From the first line of the material below to the line containing "Wall time 22", repeat every line exactly and add nothing.

• • •

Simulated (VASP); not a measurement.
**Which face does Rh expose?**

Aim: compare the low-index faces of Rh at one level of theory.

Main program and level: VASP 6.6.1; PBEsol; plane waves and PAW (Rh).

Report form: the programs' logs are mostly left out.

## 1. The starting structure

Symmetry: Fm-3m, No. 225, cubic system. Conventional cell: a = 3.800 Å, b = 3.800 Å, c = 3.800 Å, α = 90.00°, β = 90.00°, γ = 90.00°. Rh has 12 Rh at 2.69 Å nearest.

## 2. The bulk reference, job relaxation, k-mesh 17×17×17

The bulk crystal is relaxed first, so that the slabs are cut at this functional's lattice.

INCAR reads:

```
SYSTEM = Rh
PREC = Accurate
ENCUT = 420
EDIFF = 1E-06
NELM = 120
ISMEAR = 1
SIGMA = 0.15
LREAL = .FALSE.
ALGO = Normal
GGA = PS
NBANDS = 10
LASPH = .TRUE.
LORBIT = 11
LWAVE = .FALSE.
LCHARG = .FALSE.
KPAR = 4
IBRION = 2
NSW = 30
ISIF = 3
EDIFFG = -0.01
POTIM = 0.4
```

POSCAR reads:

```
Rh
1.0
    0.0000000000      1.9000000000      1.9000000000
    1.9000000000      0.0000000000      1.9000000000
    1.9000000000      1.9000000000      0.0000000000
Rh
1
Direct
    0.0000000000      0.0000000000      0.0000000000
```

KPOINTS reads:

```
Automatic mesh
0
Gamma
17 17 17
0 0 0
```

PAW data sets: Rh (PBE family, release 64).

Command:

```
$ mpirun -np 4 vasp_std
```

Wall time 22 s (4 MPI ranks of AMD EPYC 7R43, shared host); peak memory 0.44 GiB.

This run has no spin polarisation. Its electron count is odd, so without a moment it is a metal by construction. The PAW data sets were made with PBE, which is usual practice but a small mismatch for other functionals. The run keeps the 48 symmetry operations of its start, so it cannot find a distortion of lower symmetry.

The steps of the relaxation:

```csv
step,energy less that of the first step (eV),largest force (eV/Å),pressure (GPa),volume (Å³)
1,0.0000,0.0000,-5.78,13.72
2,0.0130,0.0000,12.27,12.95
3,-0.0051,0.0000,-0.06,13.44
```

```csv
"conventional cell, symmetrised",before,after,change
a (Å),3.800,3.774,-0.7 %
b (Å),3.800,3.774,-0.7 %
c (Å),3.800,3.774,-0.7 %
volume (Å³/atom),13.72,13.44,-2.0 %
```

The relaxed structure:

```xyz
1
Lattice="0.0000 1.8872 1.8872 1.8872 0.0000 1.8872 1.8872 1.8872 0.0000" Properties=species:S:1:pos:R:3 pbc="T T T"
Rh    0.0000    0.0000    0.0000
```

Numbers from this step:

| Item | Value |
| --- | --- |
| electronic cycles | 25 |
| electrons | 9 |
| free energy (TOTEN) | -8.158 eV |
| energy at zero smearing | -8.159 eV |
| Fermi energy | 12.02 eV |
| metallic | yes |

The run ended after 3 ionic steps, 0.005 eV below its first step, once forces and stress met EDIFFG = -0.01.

• • •

* _Response area_
Simulated (VASP); not a measurement.
**Which face does Rh expose?**

Aim: compare the low-index faces of Rh at one level of theory.

Main program and level: VASP 6.6.1; PBEsol; plane waves and PAW (Rh).

Report form: the programs' logs are mostly left out.

## 1. The starting structure

Symmetry: Fm-3m, No. 225, cubic system. Conventional cell: a = 3.800 Å, b = 3.800 Å, c = 3.800 Å, α = 90.00°, β = 90.00°, γ = 90.00°. Rh has 12 Rh at 2.69 Å nearest.

## 2. The bulk reference, job relaxation, k-mesh 17×17×17

The bulk crystal is relaxed first, so that the slabs are cut at this functional's lattice.

INCAR reads:

```
SYSTEM = Rh
PREC = Accurate
ENCUT = 420
EDIFF = 1E-06
NELM = 120
ISMEAR = 1
SIGMA = 0.15
LREAL = .FALSE.
ALGO = Normal
GGA = PS
NBANDS = 10
LASPH = .TRUE.
LORBIT = 11
LWAVE = .FALSE.
LCHARG = .FALSE.
KPAR = 4
IBRION = 2
NSW = 30
ISIF = 3
EDIFFG = -0.01
POTIM = 0.4
```

POSCAR reads:

```
Rh
1.0
    0.0000000000      1.9000000000      1.9000000000
    1.9000000000      0.0000000000      1.9000000000
    1.9000000000      1.9000000000      0.0000000000
Rh
1
Direct
    0.0000000000      0.0000000000      0.0000000000
```

KPOINTS reads:

```
Automatic mesh
0
Gamma
17 17 17
0 0 0
```

PAW data sets: Rh (PBE family, release 64).

Command:

```
$ mpirun -np 4 vasp_std
```

Wall time 22 s (4 MPI ranks of AMD EPYC 7R43, shared host); peak memory 0.44 GiB.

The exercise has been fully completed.